Data excerpts:
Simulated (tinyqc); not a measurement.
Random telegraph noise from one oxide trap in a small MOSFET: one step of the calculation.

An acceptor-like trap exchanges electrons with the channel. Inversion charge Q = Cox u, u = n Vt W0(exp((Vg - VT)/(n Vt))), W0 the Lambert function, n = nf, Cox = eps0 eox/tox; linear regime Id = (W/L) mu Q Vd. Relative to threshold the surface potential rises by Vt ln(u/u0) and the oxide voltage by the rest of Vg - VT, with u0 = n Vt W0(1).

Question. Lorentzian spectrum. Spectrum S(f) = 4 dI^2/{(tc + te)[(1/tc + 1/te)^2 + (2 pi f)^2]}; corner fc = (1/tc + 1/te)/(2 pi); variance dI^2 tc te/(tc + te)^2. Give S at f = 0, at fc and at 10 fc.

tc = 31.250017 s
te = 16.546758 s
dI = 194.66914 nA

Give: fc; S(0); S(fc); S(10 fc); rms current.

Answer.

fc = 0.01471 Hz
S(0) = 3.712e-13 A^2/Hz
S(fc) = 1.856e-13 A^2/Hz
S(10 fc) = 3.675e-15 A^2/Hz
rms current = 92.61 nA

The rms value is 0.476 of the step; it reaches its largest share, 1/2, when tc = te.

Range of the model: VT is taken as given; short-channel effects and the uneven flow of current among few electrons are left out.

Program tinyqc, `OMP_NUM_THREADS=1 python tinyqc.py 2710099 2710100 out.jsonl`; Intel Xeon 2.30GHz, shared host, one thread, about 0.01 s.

Work instruction: Print, unaltered, every line from the beginning of the material down to the line with "Random telegraph noise".

Reply:
Simulated (tinyqc); not a measurement.
Random telegraph noise from one oxide trap in a small MOSFET: one step of the calculation.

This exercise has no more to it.